- - -
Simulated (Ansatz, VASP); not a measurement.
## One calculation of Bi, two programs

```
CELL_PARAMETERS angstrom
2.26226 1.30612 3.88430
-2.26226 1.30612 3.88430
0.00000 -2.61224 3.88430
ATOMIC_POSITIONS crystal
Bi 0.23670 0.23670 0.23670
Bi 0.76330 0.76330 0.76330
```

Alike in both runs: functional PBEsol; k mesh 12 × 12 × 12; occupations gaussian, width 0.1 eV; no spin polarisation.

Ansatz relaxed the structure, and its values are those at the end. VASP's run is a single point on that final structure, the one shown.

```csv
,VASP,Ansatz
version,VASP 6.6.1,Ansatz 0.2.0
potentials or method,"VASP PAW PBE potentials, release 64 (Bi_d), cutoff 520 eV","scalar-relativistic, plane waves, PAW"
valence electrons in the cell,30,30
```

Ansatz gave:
- - -

» **ASSIGNMENT**
Copy every line of the material exactly, keeping all of it.

» **RESPONSE**
Simulated (Ansatz, VASP); not a measurement.
## One calculation of Bi, two programs

```
CELL_PARAMETERS angstrom
2.26226 1.30612 3.88430
-2.26226 1.30612 3.88430
0.00000 -2.61224 3.88430
ATOMIC_POSITIONS crystal
Bi 0.23670 0.23670 0.23670
Bi 0.76330 0.76330 0.76330
```

Alike in both runs: functional PBEsol; k mesh 12 × 12 × 12; occupations gaussian, width 0.1 eV; no spin polarisation.

Ansatz relaxed the structure, and its values are those at the end. VASP's run is a single point on that final structure, the one shown.

```csv
,VASP,Ansatz
version,VASP 6.6.1,Ansatz 0.2.0
potentials or method,"VASP PAW PBE potentials, release 64 (Bi_d), cutoff 520 eV","scalar-relativistic, plane waves, PAW"
valence electrons in the cell,30,30
```

Ansatz gave:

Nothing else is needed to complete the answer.